= Beginning of Section =
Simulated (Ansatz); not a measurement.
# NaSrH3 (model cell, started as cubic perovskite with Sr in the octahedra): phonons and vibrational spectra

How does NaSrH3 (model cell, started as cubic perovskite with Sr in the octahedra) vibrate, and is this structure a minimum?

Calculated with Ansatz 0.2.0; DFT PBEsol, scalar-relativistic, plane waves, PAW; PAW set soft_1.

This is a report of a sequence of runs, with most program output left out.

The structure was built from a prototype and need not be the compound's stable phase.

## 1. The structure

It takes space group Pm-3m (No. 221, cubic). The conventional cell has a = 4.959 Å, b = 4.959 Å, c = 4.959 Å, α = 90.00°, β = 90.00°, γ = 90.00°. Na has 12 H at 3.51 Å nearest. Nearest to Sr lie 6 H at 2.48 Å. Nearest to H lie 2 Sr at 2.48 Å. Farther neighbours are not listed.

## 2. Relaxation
= End of Section =

Could you reproduce every line of the listing exactly?

Simulated (Ansatz); not a measurement.
# NaSrH3 (model cell, started as cubic perovskite with Sr in the octahedra): phonons and vibrational spectra

How does NaSrH3 (model cell, started as cubic perovskite with Sr in the octahedra) vibrate, and is this structure a minimum?

Calculated with Ansatz 0.2.0; DFT PBEsol, scalar-relativistic, plane waves, PAW; PAW set soft_1.

This is a report of a sequence of runs, with most program output left out.

The structure was built from a prototype and need not be the compound's stable phase.

## 1. The structure

It takes space group Pm-3m (No. 221, cubic). The conventional cell has a = 4.959 Å, b = 4.959 Å, c = 4.959 Å, α = 90.00°, β = 90.00°, γ = 90.00°. Na has 12 H at 3.51 Å nearest. Nearest to Sr lie 6 H at 2.48 Å. Nearest to H lie 2 Sr at 2.48 Å. Farther neighbours are not listed.

## 2. Relaxation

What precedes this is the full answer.